**Required action:** Of all the lines in the entries below, give again exactly those starting at the line containing "The runs use" and ending at the line containing "7 atoms, charge", both ends included, and no others.

=== Section Start ===
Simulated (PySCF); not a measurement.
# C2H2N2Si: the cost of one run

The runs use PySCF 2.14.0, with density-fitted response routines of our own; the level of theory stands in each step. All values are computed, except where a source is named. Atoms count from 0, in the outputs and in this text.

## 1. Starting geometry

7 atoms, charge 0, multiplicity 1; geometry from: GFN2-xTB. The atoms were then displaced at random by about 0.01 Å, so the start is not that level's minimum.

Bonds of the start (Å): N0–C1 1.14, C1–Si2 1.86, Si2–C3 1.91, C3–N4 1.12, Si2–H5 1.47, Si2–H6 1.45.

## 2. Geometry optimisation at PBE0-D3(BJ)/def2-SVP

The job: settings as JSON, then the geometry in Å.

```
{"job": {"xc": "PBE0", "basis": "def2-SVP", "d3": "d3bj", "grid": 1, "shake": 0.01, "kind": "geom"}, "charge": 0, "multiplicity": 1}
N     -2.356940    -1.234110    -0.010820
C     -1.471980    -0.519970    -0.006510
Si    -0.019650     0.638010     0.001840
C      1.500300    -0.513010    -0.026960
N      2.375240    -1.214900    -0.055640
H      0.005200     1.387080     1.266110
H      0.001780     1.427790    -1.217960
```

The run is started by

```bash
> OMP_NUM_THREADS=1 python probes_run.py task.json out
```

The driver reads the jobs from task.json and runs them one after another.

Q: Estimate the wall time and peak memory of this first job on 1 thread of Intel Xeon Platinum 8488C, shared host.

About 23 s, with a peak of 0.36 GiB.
=== Section End ===

**Answer box:**
The runs use PySCF 2.14.0, with density-fitted response routines of our own; the level of theory stands in each step. All values are computed, except where a source is named. Atoms count from 0, in the outputs and in this text.

## 1. Starting geometry

7 atoms, charge 0, multiplicity 1; geometry from: GFN2-xTB. The atoms were then displaced at random by about 0.01 Å, so the start is not that level's minimum.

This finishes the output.